================================
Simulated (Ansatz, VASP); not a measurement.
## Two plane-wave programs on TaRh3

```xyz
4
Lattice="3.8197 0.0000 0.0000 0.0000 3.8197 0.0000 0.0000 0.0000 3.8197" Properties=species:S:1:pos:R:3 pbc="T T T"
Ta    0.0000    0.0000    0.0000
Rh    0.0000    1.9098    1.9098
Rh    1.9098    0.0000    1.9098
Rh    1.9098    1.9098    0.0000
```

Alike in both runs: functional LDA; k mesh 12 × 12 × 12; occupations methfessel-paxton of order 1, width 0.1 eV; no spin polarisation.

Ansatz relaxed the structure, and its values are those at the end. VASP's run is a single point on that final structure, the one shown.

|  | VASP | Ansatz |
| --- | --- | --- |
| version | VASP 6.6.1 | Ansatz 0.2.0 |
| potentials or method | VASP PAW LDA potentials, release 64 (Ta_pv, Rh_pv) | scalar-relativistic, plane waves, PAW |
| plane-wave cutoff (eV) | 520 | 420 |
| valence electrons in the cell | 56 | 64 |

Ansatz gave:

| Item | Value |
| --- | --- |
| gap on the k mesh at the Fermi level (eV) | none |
================================

▶ TASK ITEM: A verbatim copy of the listing is to be returned in full.

▶ YOUR SOLUTION:
Simulated (Ansatz, VASP); not a measurement.
## Two plane-wave programs on TaRh3

```xyz
4
Lattice="3.8197 0.0000 0.0000 0.0000 3.8197 0.0000 0.0000 0.0000 3.8197" Properties=species:S:1:pos:R:3 pbc="T T T"
Ta    0.0000    0.0000    0.0000
Rh    0.0000    1.9098    1.9098
Rh    1.9098    0.0000    1.9098
Rh    1.9098    1.9098    0.0000
```

Alike in both runs: functional LDA; k mesh 12 × 12 × 12; occupations methfessel-paxton of order 1, width 0.1 eV; no spin polarisation.

Ansatz relaxed the structure, and its values are those at the end. VASP's run is a single point on that final structure, the one shown.

|  | VASP | Ansatz |
| --- | --- | --- |
| version | VASP 6.6.1 | Ansatz 0.2.0 |
| potentials or method | VASP PAW LDA potentials, release 64 (Ta_pv, Rh_pv) | scalar-relativistic, plane waves, PAW |
| plane-wave cutoff (eV) | 520 | 420 |
| valence electrons in the cell | 56 | 64 |

Ansatz gave:

| Item | Value |
| --- | --- |
| gap on the k mesh at the Fermi level (eV) | none |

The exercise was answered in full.